§ WORK ORDER: From the records below, transcribe only the lines running from the one with "2.98 | 3.58 |" through the one with "It has no gap". Keep both of those end lines.

#### DATA

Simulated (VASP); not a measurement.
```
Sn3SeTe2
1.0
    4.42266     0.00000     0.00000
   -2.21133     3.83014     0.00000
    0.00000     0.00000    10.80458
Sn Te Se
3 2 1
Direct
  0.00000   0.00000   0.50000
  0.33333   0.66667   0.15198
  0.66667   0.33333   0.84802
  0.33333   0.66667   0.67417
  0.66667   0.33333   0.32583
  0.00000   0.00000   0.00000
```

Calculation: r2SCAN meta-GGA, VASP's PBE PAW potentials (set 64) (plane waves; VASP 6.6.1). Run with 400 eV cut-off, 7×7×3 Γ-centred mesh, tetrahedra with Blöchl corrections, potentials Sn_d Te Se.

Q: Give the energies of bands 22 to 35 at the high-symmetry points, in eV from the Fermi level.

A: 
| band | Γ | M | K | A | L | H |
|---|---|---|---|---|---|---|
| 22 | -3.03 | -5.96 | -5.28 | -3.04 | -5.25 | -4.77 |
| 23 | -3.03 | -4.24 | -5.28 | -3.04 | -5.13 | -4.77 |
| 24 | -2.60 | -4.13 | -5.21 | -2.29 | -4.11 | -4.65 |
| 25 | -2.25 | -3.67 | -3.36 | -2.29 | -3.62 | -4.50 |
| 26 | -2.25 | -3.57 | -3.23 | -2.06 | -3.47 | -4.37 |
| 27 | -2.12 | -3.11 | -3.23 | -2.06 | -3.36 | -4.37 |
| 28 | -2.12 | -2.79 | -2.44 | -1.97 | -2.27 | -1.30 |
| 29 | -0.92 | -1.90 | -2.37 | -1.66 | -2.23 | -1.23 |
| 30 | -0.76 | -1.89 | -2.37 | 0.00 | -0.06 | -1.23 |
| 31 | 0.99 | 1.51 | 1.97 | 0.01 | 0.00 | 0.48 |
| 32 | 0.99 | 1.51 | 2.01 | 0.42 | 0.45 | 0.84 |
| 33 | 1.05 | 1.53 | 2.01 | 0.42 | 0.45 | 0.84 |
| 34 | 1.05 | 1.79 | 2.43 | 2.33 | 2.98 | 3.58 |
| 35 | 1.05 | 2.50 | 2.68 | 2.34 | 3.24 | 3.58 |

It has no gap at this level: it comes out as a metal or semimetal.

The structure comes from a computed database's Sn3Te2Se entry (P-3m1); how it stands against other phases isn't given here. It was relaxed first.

########

§ RESPONSE:
| 34 | 1.05 | 1.79 | 2.43 | 2.33 | 2.98 | 3.58 |
| 35 | 1.05 | 2.50 | 2.68 | 2.34 | 3.24 | 3.58 |

It has no gap at this level: it comes out as a metal or semimetal.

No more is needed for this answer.